Dataset excerpts —
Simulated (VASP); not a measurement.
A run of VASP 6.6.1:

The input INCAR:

Work item — A complete, exact copy of the entries above is what is wanted.

Answer section —
Simulated (VASP); not a measurement.
A run of VASP 6.6.1:

The input INCAR:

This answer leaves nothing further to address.